#### Assignment:
Copying exactly, give the lines in the material below from the one with "band, vacancy jump**" to the one with "All numbers below", ends included, and nothing besides.

──────── The data

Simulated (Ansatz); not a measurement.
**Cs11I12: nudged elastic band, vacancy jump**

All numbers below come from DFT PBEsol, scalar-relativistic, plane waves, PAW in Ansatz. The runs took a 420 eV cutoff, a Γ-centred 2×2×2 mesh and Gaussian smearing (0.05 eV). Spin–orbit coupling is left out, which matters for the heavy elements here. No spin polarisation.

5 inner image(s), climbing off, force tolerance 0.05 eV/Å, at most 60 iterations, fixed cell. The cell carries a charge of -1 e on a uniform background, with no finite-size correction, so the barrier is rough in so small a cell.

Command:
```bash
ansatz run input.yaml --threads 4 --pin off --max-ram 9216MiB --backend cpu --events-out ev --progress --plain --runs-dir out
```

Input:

────────────────

#### Your solution:
**Cs11I12: nudged elastic band, vacancy jump**

All numbers below come from DFT PBEsol, scalar-relativistic, plane waves, PAW in Ansatz. The runs took a 420 eV cutoff, a Γ-centred 2×2×2 mesh and Gaussian smearing (0.05 eV). Spin–orbit coupling is left out, which matters for the heavy elements here. No spin polarisation.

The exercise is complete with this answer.